▽

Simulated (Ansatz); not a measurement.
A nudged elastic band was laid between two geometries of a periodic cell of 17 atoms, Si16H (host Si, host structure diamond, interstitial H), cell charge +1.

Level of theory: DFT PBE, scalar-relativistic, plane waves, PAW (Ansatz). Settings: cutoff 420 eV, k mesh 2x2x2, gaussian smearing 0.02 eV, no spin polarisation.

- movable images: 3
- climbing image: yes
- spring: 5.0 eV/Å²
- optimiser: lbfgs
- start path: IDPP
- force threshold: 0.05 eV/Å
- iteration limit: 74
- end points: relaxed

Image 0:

△

Everything in the material above should be output exactly.

REPLY:
Simulated (Ansatz); not a measurement.
A nudged elastic band was laid between two geometries of a periodic cell of 17 atoms, Si16H (host Si, host structure diamond, interstitial H), cell charge +1.

Level of theory: DFT PBE, scalar-relativistic, plane waves, PAW (Ansatz). Settings: cutoff 420 eV, k mesh 2x2x2, gaussian smearing 0.02 eV, no spin polarisation.

- movable images: 3
- climbing image: yes
- spring: 5.0 eV/Å²
- optimiser: lbfgs
- start path: IDPP
- force threshold: 0.05 eV/Å
- iteration limit: 74
- end points: relaxed

Image 0:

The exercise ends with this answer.